WORK INSTRUCTION -
Below are entries; print them exactly from the first line through the one containing "Change from the".

DATA SHOWN -

►

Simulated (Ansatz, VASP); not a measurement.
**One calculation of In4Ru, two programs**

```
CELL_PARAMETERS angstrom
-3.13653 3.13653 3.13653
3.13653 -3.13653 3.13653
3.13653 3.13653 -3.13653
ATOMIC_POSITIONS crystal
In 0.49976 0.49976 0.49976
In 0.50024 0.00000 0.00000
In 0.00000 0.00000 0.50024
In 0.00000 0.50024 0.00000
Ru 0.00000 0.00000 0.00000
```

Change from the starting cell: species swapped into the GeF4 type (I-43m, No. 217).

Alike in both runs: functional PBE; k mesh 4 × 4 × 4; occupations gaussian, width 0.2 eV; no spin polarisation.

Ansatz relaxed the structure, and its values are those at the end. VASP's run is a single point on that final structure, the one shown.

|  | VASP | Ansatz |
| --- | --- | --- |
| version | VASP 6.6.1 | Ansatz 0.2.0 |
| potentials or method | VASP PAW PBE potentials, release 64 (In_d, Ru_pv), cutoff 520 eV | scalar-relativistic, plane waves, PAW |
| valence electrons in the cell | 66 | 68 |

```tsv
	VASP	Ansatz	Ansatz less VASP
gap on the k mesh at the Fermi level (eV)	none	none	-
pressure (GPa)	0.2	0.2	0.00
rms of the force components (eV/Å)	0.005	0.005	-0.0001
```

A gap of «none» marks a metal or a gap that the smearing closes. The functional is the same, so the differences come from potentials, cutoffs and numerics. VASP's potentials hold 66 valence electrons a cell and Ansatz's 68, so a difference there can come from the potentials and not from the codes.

◄

ANSWER AREA -
Simulated (Ansatz, VASP); not a measurement.
**One calculation of In4Ru, two programs**

```
CELL_PARAMETERS angstrom
-3.13653 3.13653 3.13653
3.13653 -3.13653 3.13653
3.13653 3.13653 -3.13653
ATOMIC_POSITIONS crystal
In 0.49976 0.49976 0.49976
In 0.50024 0.00000 0.00000
In 0.00000 0.00000 0.50024
In 0.00000 0.50024 0.00000
Ru 0.00000 0.00000 0.00000
```

Change from the starting cell: species swapped into the GeF4 type (I-43m, No. 217).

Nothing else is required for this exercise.